* RECORDED INFORMATION *
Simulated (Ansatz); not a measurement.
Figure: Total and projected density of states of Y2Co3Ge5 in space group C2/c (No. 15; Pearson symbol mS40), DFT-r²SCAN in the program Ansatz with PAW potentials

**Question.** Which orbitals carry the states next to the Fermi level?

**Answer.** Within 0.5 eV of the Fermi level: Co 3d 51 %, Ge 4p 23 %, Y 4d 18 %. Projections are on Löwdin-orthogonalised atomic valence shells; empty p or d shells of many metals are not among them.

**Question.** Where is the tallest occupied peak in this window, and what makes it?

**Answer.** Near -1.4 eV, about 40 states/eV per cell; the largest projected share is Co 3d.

* ASSIGNED TASK *
Set out every record in full, exactly as given.

* EXERCISE OUTPUT *
Simulated (Ansatz); not a measurement.
Figure: Total and projected density of states of Y2Co3Ge5 in space group C2/c (No. 15; Pearson symbol mS40), DFT-r²SCAN in the program Ansatz with PAW potentials

**Question.** Which orbitals carry the states next to the Fermi level?

**Answer.** Within 0.5 eV of the Fermi level: Co 3d 51 %, Ge 4p 23 %, Y 4d 18 %. Projections are on Löwdin-orthogonalised atomic valence shells; empty p or d shells of many metals are not among them.

**Question.** Where is the tallest occupied peak in this window, and what makes it?

**Answer.** Near -1.4 eV, about 40 states/eV per cell; the largest projected share is Co 3d.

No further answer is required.